--------------------

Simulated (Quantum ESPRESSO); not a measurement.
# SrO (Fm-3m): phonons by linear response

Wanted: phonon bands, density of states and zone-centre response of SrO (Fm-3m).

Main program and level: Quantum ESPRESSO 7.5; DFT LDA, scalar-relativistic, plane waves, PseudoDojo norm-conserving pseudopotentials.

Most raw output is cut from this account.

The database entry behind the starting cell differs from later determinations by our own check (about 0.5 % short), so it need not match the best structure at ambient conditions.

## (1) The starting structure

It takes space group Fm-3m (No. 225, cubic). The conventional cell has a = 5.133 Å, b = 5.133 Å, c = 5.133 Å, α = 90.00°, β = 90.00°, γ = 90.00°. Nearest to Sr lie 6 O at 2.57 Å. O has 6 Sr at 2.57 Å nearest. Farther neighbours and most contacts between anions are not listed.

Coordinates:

--------------------

## Task item
Reproduce only the lines above spanning from the line containing "The database entry" through the line containing "It takes space", word for word.

## Answer space
The database entry behind the starting cell differs from later determinations by our own check (about 0.5 % short), so it need not match the best structure at ambient conditions.

## (1) The starting structure

It takes space group Fm-3m (No. 225, cubic). The conventional cell has a = 5.133 Å, b = 5.133 Å, c = 5.133 Å, α = 90.00°, β = 90.00°, γ = 90.00°. Nearest to Sr lie 6 O at 2.57 Å. O has 6 Sr at 2.57 Å nearest. Farther neighbours and most contacts between anions are not listed.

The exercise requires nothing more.